Assignment >> Produce an exact transcription of every entry.

*** Block opens ***

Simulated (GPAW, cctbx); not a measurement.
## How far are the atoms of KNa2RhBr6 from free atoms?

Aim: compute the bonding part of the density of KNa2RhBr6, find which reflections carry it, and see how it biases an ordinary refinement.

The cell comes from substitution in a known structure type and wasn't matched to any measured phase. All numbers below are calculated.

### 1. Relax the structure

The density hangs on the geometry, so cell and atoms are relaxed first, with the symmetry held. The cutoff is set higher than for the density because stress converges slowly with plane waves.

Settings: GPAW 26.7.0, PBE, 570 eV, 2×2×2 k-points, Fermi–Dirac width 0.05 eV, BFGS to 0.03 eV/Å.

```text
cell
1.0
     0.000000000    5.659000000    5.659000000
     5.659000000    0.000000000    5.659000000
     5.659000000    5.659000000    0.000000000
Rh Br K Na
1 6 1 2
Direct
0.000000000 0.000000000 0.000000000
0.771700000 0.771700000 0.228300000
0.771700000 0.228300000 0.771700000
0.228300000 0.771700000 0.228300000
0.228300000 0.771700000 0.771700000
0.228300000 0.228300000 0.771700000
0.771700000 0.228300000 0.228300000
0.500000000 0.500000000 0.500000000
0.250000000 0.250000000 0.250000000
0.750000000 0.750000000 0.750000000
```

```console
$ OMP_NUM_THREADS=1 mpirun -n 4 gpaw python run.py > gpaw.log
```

*** Block closes ***

Exercise result >>
Simulated (GPAW, cctbx); not a measurement.
## How far are the atoms of KNa2RhBr6 from free atoms?

Aim: compute the bonding part of the density of KNa2RhBr6, find which reflections carry it, and see how it biases an ordinary refinement.

The cell comes from substitution in a known structure type and wasn't matched to any measured phase. All numbers below are calculated.

### 1. Relax the structure

The density hangs on the geometry, so cell and atoms are relaxed first, with the symmetry held. The cutoff is set higher than for the density because stress converges slowly with plane waves.

Settings: GPAW 26.7.0, PBE, 570 eV, 2×2×2 k-points, Fermi–Dirac width 0.05 eV, BFGS to 0.03 eV/Å.

```text
cell
1.0
     0.000000000    5.659000000    5.659000000
     5.659000000    0.000000000    5.659000000
     5.659000000    5.659000000    0.000000000
Rh Br K Na
1 6 1 2
Direct
0.000000000 0.000000000 0.000000000
0.771700000 0.771700000 0.228300000
0.771700000 0.228300000 0.771700000
0.228300000 0.771700000 0.228300000
0.228300000 0.771700000 0.771700000
0.228300000 0.228300000 0.771700000
0.771700000 0.228300000 0.228300000
0.500000000 0.500000000 0.500000000
0.250000000 0.250000000 0.250000000
0.750000000 0.750000000 0.750000000
```

```console
$ OMP_NUM_THREADS=1 mpirun -n 4 gpaw python run.py > gpaw.log
```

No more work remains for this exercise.